Information provided: Begin

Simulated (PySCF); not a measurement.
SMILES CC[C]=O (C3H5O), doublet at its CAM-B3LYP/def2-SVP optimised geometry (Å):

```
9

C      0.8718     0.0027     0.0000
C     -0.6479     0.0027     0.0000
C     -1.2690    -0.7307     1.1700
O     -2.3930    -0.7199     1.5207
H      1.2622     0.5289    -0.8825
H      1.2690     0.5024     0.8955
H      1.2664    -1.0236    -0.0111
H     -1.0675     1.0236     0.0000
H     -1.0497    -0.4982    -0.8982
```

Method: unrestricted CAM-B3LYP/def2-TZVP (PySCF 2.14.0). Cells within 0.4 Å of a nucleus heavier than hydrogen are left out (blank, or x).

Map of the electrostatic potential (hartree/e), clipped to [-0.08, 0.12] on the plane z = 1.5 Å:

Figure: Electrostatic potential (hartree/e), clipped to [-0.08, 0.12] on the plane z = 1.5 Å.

Information provided: End

● **Activity**:
What should be returned is the run of lines from the first line of the material through the line containing "Map of the electrostatic", exact and inclusive, and nothing else.

● **Exercise answer**:
Simulated (PySCF); not a measurement.
SMILES CC[C]=O (C3H5O), doublet at its CAM-B3LYP/def2-SVP optimised geometry (Å):

```
9

C      0.8718     0.0027     0.0000
C     -0.6479     0.0027     0.0000
C     -1.2690    -0.7307     1.1700
O     -2.3930    -0.7199     1.5207
H      1.2622     0.5289    -0.8825
H      1.2690     0.5024     0.8955
H      1.2664    -1.0236    -0.0111
H     -1.0675     1.0236     0.0000
H     -1.0497    -0.4982    -0.8982
```

Method: unrestricted CAM-B3LYP/def2-TZVP (PySCF 2.14.0). Cells within 0.4 Å of a nucleus heavier than hydrogen are left out (blank, or x).

Map of the electrostatic potential (hartree/e), clipped to [-0.08, 0.12] on the plane z = 1.5 Å:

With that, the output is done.